The whole listing below is to be output exactly, with no line skipped.

DATASET ENTRIES Block Start
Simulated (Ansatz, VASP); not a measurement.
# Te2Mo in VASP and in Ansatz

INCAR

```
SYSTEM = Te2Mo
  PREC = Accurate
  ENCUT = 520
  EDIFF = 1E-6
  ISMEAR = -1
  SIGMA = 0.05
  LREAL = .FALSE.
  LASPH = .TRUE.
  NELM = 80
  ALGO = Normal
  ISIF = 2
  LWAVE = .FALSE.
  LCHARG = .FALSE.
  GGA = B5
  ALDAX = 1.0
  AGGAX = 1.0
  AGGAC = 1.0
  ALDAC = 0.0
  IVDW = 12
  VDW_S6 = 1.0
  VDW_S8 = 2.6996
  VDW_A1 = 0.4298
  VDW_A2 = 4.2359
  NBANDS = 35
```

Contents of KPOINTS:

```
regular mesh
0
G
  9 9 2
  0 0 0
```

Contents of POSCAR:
DATASET ENTRIES Block End

■ EXERCISE SOLUTION ■
Simulated (Ansatz, VASP); not a measurement.
# Te2Mo in VASP and in Ansatz

INCAR

```
SYSTEM = Te2Mo
  PREC = Accurate
  ENCUT = 520
  EDIFF = 1E-6
  ISMEAR = -1
  SIGMA = 0.05
  LREAL = .FALSE.
  LASPH = .TRUE.
  NELM = 80
  ALGO = Normal
  ISIF = 2
  LWAVE = .FALSE.
  LCHARG = .FALSE.
  GGA = B5
  ALDAX = 1.0
  AGGAX = 1.0
  AGGAC = 1.0
  ALDAC = 0.0
  IVDW = 12
  VDW_S6 = 1.0
  VDW_S8 = 2.6996
  VDW_A1 = 0.4298
  VDW_A2 = 4.2359
  NBANDS = 35
```

Contents of KPOINTS:

```
regular mesh
0
G
  9 9 2
  0 0 0
```

Contents of POSCAR:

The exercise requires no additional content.